--- Activity ---
The response must be a precise copy of the records that follow.

Start of Dataset records

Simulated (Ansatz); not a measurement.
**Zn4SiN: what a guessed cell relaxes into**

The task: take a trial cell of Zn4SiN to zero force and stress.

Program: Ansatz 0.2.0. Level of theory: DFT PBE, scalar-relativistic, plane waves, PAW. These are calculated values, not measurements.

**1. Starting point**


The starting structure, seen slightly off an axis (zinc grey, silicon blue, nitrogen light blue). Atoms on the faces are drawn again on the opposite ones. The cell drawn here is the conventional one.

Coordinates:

End of Dataset records

--- Solution ---
Simulated (Ansatz); not a measurement.
**Zn4SiN: what a guessed cell relaxes into**

The task: take a trial cell of Zn4SiN to zero force and stress.

Program: Ansatz 0.2.0. Level of theory: DFT PBE, scalar-relativistic, plane waves, PAW. These are calculated values, not measurements.

**1. Starting point**


The starting structure, seen slightly off an axis (zinc grey, silicon blue, nitrogen light blue). Atoms on the faces are drawn again on the opposite ones. The cell drawn here is the conventional one.

Coordinates:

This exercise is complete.